> **Assigned task**: Below are entries; print them exactly from the first line through the one containing "Mn4 | 2.00 |".

[Start of section]

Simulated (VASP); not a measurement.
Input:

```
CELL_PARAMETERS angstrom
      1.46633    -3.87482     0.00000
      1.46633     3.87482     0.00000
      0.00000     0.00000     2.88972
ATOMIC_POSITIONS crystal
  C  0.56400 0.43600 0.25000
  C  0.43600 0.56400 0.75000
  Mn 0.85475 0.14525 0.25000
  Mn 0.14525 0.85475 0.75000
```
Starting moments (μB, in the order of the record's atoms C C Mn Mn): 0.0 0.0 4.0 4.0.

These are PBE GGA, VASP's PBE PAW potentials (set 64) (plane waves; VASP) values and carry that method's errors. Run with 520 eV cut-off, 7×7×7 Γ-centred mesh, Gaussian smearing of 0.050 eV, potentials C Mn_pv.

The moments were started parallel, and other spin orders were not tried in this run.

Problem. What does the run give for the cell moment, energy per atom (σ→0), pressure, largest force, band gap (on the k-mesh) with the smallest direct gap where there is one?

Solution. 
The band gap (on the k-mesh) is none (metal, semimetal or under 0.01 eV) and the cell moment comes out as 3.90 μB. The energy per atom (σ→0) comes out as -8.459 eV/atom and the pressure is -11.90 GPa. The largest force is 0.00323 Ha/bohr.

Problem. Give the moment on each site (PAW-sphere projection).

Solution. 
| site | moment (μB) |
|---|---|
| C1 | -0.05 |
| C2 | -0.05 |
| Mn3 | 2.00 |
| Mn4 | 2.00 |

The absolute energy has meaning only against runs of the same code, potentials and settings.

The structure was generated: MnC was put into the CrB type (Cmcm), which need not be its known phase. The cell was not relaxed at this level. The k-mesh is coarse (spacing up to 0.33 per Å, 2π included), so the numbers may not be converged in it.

[End of section]

> **Response area**:
Simulated (VASP); not a measurement.
Input:

```
CELL_PARAMETERS angstrom
      1.46633    -3.87482     0.00000
      1.46633     3.87482     0.00000
      0.00000     0.00000     2.88972
ATOMIC_POSITIONS crystal
  C  0.56400 0.43600 0.25000
  C  0.43600 0.56400 0.75000
  Mn 0.85475 0.14525 0.25000
  Mn 0.14525 0.85475 0.75000
```
Starting moments (μB, in the order of the record's atoms C C Mn Mn): 0.0 0.0 4.0 4.0.

These are PBE GGA, VASP's PBE PAW potentials (set 64) (plane waves; VASP) values and carry that method's errors. Run with 520 eV cut-off, 7×7×7 Γ-centred mesh, Gaussian smearing of 0.050 eV, potentials C Mn_pv.

The moments were started parallel, and other spin orders were not tried in this run.

Problem. What does the run give for the cell moment, energy per atom (σ→0), pressure, largest force, band gap (on the k-mesh) with the smallest direct gap where there is one?

Solution. 
The band gap (on the k-mesh) is none (metal, semimetal or under 0.01 eV) and the cell moment comes out as 3.90 μB. The energy per atom (σ→0) comes out as -8.459 eV/atom and the pressure is -11.90 GPa. The largest force is 0.00323 Ha/bohr.

Problem. Give the moment on each site (PAW-sphere projection).

Solution. 
| site | moment (μB) |
|---|---|
| C1 | -0.05 |
| C2 | -0.05 |
| Mn3 | 2.00 |
| Mn4 | 2.00 |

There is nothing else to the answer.